+++++

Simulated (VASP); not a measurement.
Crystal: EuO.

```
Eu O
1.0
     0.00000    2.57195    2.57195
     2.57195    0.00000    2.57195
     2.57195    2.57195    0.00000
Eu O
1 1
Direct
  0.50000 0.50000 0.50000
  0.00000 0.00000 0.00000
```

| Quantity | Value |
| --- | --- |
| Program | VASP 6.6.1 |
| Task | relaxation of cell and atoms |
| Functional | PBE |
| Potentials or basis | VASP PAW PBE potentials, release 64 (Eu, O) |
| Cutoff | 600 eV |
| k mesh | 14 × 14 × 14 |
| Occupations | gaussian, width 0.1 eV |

+++++

■ REQUIRED ACTION:
Output the whole of the material above, exactly.

■ RESULT:
Simulated (VASP); not a measurement.
Crystal: EuO.

```
Eu O
1.0
     0.00000    2.57195    2.57195
     2.57195    0.00000    2.57195
     2.57195    2.57195    0.00000
Eu O
1 1
Direct
  0.50000 0.50000 0.50000
  0.00000 0.00000 0.00000
```

| Quantity | Value |
| --- | --- |
| Program | VASP 6.6.1 |
| Task | relaxation of cell and atoms |
| Functional | PBE |
| Potentials or basis | VASP PAW PBE potentials, release 64 (Eu, O) |
| Cutoff | 600 eV |
| k mesh | 14 × 14 × 14 |
| Occupations | gaussian, width 0.1 eV |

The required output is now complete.